══════════════════════════════
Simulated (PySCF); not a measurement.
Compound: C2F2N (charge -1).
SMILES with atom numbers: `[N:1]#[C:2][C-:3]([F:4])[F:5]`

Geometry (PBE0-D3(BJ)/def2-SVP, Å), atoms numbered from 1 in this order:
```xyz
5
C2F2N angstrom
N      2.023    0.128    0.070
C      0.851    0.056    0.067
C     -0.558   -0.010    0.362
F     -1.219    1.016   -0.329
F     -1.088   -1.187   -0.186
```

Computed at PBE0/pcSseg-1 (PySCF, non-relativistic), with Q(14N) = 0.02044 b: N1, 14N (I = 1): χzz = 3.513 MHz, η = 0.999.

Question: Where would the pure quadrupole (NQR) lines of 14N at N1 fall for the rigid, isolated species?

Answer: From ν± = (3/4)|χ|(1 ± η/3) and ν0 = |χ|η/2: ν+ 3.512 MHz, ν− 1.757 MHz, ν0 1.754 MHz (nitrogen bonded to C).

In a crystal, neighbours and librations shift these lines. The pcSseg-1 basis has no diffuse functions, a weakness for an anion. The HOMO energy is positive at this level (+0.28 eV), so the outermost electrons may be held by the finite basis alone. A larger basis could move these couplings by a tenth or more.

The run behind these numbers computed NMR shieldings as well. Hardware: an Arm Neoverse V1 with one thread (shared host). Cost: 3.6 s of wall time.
══════════════════════════════

Repeat the records exactly, including every line.

*Result:*
Simulated (PySCF); not a measurement.
Compound: C2F2N (charge -1).
SMILES with atom numbers: `[N:1]#[C:2][C-:3]([F:4])[F:5]`

Geometry (PBE0-D3(BJ)/def2-SVP, Å), atoms numbered from 1 in this order:
```xyz
5
C2F2N angstrom
N      2.023    0.128    0.070
C      0.851    0.056    0.067
C     -0.558   -0.010    0.362
F     -1.219    1.016   -0.329
F     -1.088   -1.187   -0.186
```

Computed at PBE0/pcSseg-1 (PySCF, non-relativistic), with Q(14N) = 0.02044 b: N1, 14N (I = 1): χzz = 3.513 MHz, η = 0.999.

Question: Where would the pure quadrupole (NQR) lines of 14N at N1 fall for the rigid, isolated species?

Answer: From ν± = (3/4)|χ|(1 ± η/3) and ν0 = |χ|η/2: ν+ 3.512 MHz, ν− 1.757 MHz, ν0 1.754 MHz (nitrogen bonded to C).

In a crystal, neighbours and librations shift these lines. The pcSseg-1 basis has no diffuse functions, a weakness for an anion. The HOMO energy is positive at this level (+0.28 eV), so the outermost electrons may be held by the finite basis alone. A larger basis could move these couplings by a tenth or more.

The run behind these numbers computed NMR shieldings as well. Hardware: an Arm Neoverse V1 with one thread (shared host). Cost: 3.6 s of wall time.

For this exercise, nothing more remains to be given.